'''

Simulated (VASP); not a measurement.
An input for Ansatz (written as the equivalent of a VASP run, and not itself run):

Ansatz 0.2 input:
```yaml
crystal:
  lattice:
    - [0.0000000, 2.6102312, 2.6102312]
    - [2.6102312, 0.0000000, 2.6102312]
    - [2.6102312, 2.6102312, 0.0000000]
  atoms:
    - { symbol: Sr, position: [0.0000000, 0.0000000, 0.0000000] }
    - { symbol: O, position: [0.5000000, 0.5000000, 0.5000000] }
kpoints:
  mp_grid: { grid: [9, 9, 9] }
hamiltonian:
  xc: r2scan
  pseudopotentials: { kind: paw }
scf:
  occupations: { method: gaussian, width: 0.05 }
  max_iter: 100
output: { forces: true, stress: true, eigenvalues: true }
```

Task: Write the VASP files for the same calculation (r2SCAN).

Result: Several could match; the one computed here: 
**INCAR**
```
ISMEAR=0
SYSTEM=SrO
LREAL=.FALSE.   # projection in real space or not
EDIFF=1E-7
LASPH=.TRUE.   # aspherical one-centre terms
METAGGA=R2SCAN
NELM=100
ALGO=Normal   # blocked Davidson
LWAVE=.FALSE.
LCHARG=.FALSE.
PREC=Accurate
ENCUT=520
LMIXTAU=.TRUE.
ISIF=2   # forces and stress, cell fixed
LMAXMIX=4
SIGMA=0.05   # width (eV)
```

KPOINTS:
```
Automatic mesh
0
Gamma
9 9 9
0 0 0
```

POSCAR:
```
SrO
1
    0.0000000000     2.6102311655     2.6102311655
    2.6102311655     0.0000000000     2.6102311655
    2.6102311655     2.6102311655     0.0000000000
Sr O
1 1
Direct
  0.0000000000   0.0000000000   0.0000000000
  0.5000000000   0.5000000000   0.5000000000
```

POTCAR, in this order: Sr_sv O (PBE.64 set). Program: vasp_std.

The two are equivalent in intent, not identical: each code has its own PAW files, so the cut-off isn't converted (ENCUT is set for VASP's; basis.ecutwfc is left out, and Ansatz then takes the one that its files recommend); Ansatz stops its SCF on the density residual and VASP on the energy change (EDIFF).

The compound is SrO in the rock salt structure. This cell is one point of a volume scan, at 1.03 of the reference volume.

'''

> [Work order]: Return, please, the lines of the data from the first through the line containing "The two are", both kept, exactly as they stand and nothing more.

> [Exercise output]:
Simulated (VASP); not a measurement.
An input for Ansatz (written as the equivalent of a VASP run, and not itself run):

Ansatz 0.2 input:
```yaml
crystal:
  lattice:
    - [0.0000000, 2.6102312, 2.6102312]
    - [2.6102312, 0.0000000, 2.6102312]
    - [2.6102312, 2.6102312, 0.0000000]
  atoms:
    - { symbol: Sr, position: [0.0000000, 0.0000000, 0.0000000] }
    - { symbol: O, position: [0.5000000, 0.5000000, 0.5000000] }
kpoints:
  mp_grid: { grid: [9, 9, 9] }
hamiltonian:
  xc: r2scan
  pseudopotentials: { kind: paw }
scf:
  occupations: { method: gaussian, width: 0.05 }
  max_iter: 100
output: { forces: true, stress: true, eigenvalues: true }
```

Task: Write the VASP files for the same calculation (r2SCAN).

Result: Several could match; the one computed here: 
**INCAR**
```
ISMEAR=0
SYSTEM=SrO
LREAL=.FALSE.   # projection in real space or not
EDIFF=1E-7
LASPH=.TRUE.   # aspherical one-centre terms
METAGGA=R2SCAN
NELM=100
ALGO=Normal   # blocked Davidson
LWAVE=.FALSE.
LCHARG=.FALSE.
PREC=Accurate
ENCUT=520
LMIXTAU=.TRUE.
ISIF=2   # forces and stress, cell fixed
LMAXMIX=4
SIGMA=0.05   # width (eV)
```

KPOINTS:
```
Automatic mesh
0
Gamma
9 9 9
0 0 0
```

POSCAR:
```
SrO
1
    0.0000000000     2.6102311655     2.6102311655
    2.6102311655     0.0000000000     2.6102311655
    2.6102311655     2.6102311655     0.0000000000
Sr O
1 1
Direct
  0.0000000000   0.0000000000   0.0000000000
  0.5000000000   0.5000000000   0.5000000000
```

POTCAR, in this order: Sr_sv O (PBE.64 set). Program: vasp_std.

The two are equivalent in intent, not identical: each code has its own PAW files, so the cut-off isn't converted (ENCUT is set for VASP's; basis.ecutwfc is left out, and Ansatz then takes the one that its files recommend); Ansatz stops its SCF on the density residual and VASP on the energy change (EDIFF).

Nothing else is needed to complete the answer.